[Assignment] From the entries below, output the line with "The numbers are" and each following line up to and including the line with "What is the", exactly as written.

[Supplied information]
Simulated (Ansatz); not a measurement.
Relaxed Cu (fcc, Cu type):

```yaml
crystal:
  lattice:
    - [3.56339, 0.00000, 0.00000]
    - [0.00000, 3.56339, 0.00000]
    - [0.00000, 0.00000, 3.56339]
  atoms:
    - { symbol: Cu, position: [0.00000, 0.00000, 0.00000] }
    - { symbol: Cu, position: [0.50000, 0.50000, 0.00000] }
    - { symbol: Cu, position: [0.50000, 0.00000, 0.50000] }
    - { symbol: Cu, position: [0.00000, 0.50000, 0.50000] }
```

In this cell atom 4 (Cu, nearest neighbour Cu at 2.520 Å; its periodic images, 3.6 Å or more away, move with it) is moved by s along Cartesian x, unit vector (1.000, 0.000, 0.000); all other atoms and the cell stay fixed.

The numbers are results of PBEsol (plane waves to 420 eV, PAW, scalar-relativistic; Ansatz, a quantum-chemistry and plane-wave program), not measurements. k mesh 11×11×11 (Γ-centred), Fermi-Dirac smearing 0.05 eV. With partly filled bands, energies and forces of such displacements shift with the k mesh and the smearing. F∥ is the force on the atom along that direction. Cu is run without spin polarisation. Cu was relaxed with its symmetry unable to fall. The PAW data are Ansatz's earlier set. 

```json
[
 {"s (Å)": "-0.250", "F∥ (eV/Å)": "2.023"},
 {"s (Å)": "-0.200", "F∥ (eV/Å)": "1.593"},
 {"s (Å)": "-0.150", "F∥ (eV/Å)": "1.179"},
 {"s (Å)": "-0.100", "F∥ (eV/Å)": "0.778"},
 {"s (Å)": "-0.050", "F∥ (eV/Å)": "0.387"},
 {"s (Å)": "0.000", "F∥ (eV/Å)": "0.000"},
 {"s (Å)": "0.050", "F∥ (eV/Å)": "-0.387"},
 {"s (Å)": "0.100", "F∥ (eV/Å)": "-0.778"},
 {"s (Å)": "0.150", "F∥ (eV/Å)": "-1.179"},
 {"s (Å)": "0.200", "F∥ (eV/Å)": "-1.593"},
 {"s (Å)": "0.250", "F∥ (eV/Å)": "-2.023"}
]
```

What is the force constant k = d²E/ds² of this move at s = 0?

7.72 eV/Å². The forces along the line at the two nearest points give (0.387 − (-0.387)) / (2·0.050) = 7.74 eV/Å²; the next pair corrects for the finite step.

[Your solution]
The numbers are results of PBEsol (plane waves to 420 eV, PAW, scalar-relativistic; Ansatz, a quantum-chemistry and plane-wave program), not measurements. k mesh 11×11×11 (Γ-centred), Fermi-Dirac smearing 0.05 eV. With partly filled bands, energies and forces of such displacements shift with the k mesh and the smearing. F∥ is the force on the atom along that direction. Cu is run without spin polarisation. Cu was relaxed with its symmetry unable to fall. The PAW data are Ansatz's earlier set. 

```json
[
 {"s (Å)": "-0.250", "F∥ (eV/Å)": "2.023"},
 {"s (Å)": "-0.200", "F∥ (eV/Å)": "1.593"},
 {"s (Å)": "-0.150", "F∥ (eV/Å)": "1.179"},
 {"s (Å)": "-0.100", "F∥ (eV/Å)": "0.778"},
 {"s (Å)": "-0.050", "F∥ (eV/Å)": "0.387"},
 {"s (Å)": "0.000", "F∥ (eV/Å)": "0.000"},
 {"s (Å)": "0.050", "F∥ (eV/Å)": "-0.387"},
 {"s (Å)": "0.100", "F∥ (eV/Å)": "-0.778"},
 {"s (Å)": "0.150", "F∥ (eV/Å)": "-1.179"},
 {"s (Å)": "0.200", "F∥ (eV/Å)": "-1.593"},
 {"s (Å)": "0.250", "F∥ (eV/Å)": "-2.023"}
]
```

What is the force constant k = d²E/ds² of this move at s = 0?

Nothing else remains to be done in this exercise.